[Requirement] Print the listing below exactly as written.

Provided information below:

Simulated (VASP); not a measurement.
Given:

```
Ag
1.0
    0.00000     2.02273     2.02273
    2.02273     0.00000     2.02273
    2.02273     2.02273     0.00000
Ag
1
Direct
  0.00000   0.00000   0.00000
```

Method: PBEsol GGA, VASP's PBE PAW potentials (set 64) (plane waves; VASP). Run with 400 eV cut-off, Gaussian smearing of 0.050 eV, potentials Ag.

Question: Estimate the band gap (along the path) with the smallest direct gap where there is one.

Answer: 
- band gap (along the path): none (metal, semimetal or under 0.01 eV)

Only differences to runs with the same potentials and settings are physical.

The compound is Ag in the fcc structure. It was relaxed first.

End of Provided information.

[Task response]
Simulated (VASP); not a measurement.
Given:

```
Ag
1.0
    0.00000     2.02273     2.02273
    2.02273     0.00000     2.02273
    2.02273     2.02273     0.00000
Ag
1
Direct
  0.00000   0.00000   0.00000
```

Method: PBEsol GGA, VASP's PBE PAW potentials (set 64) (plane waves; VASP). Run with 400 eV cut-off, Gaussian smearing of 0.050 eV, potentials Ag.

Question: Estimate the band gap (along the path) with the smallest direct gap where there is one.

Answer: 
- band gap (along the path): none (metal, semimetal or under 0.01 eV)

Only differences to runs with the same potentials and settings are physical.

The compound is Ag in the fcc structure. It was relaxed first.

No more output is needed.